*Extracted information*
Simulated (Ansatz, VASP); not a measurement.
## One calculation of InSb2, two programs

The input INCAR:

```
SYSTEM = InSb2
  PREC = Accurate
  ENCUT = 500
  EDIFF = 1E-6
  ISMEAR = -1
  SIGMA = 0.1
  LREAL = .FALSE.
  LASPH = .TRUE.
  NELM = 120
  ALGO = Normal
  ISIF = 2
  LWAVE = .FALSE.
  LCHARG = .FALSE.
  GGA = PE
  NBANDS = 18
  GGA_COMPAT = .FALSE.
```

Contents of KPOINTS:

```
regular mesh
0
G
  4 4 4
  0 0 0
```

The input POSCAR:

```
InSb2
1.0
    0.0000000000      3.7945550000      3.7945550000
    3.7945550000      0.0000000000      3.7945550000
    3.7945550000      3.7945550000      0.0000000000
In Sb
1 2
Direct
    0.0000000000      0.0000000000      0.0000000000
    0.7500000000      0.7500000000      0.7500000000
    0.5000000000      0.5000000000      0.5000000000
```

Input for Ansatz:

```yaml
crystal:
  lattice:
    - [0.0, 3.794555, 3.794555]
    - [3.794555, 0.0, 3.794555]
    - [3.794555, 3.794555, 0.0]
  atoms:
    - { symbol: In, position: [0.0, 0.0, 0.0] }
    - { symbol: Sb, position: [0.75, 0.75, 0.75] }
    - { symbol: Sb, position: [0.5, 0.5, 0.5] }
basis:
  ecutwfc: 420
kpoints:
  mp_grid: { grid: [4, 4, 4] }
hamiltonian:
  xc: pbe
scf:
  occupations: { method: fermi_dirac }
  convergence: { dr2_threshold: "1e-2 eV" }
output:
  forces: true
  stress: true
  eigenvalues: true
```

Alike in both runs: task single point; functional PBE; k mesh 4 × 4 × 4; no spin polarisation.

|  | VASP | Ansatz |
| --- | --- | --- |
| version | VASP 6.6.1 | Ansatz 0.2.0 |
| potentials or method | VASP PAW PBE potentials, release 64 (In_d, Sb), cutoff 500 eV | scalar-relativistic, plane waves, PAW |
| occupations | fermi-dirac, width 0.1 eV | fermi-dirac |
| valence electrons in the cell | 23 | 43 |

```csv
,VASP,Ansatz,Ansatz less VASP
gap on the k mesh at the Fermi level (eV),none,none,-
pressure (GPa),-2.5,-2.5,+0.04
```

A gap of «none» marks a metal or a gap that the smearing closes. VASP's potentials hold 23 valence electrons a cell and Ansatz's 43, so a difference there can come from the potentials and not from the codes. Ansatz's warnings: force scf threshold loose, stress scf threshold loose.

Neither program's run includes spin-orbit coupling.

*Assigned task*
Of all the entries above, repeat only the lines from the line that has "eV | fermi-dirac |" to the line that has "scf threshold loose.", both lines included, exactly.

*Expected answer*
| occupations | fermi-dirac, width 0.1 eV | fermi-dirac |
| valence electrons in the cell | 23 | 43 |

```csv
,VASP,Ansatz,Ansatz less VASP
gap on the k mesh at the Fermi level (eV),none,none,-
pressure (GPa),-2.5,-2.5,+0.04
```

A gap of «none» marks a metal or a gap that the smearing closes. VASP's potentials hold 23 valence electrons a cell and Ansatz's 43, so a difference there can come from the potentials and not from the codes. Ansatz's warnings: force scf threshold loose, stress scf threshold loose.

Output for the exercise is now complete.